[Assignment]
The data is to be transcribed in full, with nothing missed.

□ □ □ □ □ □ □

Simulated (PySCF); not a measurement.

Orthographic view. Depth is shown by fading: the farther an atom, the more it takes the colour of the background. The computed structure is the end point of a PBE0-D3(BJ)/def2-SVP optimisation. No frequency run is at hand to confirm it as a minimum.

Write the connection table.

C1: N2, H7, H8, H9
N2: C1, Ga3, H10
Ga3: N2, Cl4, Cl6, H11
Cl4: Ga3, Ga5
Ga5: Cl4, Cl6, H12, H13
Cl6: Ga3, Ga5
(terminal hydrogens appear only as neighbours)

□ □ □ □ □ □ □

[Written reply]
Simulated (PySCF); not a measurement.

Orthographic view. Depth is shown by fading: the farther an atom, the more it takes the colour of the background. The computed structure is the end point of a PBE0-D3(BJ)/def2-SVP optimisation. No frequency run is at hand to confirm it as a minimum.

Write the connection table.

C1: N2, H7, H8, H9
N2: C1, Ga3, H10
Ga3: N2, Cl4, Cl6, H11
Cl4: Ga3, Ga5
Ga5: Cl4, Cl6, H12, H13
Cl6: Ga3, Ga5
(terminal hydrogens appear only as neighbours)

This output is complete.